* _Work request_
From the first line of the entries below, reproduce everything exactly through the line with "RKS-PBE/def2-TZVP is furthest", and nothing more.

* _Raw data_
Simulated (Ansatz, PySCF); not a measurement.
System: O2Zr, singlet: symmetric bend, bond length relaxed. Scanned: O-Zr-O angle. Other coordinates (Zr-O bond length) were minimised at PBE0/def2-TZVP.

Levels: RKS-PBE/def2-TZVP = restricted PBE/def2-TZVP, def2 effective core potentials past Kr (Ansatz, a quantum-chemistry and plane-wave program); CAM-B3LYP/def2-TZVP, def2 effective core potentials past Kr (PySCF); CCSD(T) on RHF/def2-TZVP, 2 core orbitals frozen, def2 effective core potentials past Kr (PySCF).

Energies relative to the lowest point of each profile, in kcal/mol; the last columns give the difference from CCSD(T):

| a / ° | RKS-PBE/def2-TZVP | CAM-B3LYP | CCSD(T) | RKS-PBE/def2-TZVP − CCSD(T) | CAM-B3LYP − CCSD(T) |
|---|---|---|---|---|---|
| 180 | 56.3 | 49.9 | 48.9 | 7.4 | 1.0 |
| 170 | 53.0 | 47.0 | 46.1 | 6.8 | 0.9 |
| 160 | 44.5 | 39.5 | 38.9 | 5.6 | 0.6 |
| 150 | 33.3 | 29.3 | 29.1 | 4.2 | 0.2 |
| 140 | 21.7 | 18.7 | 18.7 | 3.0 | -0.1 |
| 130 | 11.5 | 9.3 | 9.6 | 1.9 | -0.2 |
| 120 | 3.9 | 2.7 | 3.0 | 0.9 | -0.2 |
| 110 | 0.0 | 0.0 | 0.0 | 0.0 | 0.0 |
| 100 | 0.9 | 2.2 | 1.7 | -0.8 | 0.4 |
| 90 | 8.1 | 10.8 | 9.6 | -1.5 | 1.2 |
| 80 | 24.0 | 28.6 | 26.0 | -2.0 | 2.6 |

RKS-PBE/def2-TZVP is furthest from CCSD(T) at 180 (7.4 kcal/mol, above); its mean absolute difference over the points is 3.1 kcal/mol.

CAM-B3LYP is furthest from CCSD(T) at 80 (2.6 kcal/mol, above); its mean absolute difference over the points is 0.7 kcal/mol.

* _Written reply_
Simulated (Ansatz, PySCF); not a measurement.
System: O2Zr, singlet: symmetric bend, bond length relaxed. Scanned: O-Zr-O angle. Other coordinates (Zr-O bond length) were minimised at PBE0/def2-TZVP.

Levels: RKS-PBE/def2-TZVP = restricted PBE/def2-TZVP, def2 effective core potentials past Kr (Ansatz, a quantum-chemistry and plane-wave program); CAM-B3LYP/def2-TZVP, def2 effective core potentials past Kr (PySCF); CCSD(T) on RHF/def2-TZVP, 2 core orbitals frozen, def2 effective core potentials past Kr (PySCF).

Energies relative to the lowest point of each profile, in kcal/mol; the last columns give the difference from CCSD(T):

| a / ° | RKS-PBE/def2-TZVP | CAM-B3LYP | CCSD(T) | RKS-PBE/def2-TZVP − CCSD(T) | CAM-B3LYP − CCSD(T) |
|---|---|---|---|---|---|
| 180 | 56.3 | 49.9 | 48.9 | 7.4 | 1.0 |
| 170 | 53.0 | 47.0 | 46.1 | 6.8 | 0.9 |
| 160 | 44.5 | 39.5 | 38.9 | 5.6 | 0.6 |
| 150 | 33.3 | 29.3 | 29.1 | 4.2 | 0.2 |
| 140 | 21.7 | 18.7 | 18.7 | 3.0 | -0.1 |
| 130 | 11.5 | 9.3 | 9.6 | 1.9 | -0.2 |
| 120 | 3.9 | 2.7 | 3.0 | 0.9 | -0.2 |
| 110 | 0.0 | 0.0 | 0.0 | 0.0 | 0.0 |
| 100 | 0.9 | 2.2 | 1.7 | -0.8 | 0.4 |
| 90 | 8.1 | 10.8 | 9.6 | -1.5 | 1.2 |
| 80 | 24.0 | 28.6 | 26.0 | -2.0 | 2.6 |

RKS-PBE/def2-TZVP is furthest from CCSD(T) at 180 (7.4 kcal/mol, above); its mean absolute difference over the points is 3.1 kcal/mol.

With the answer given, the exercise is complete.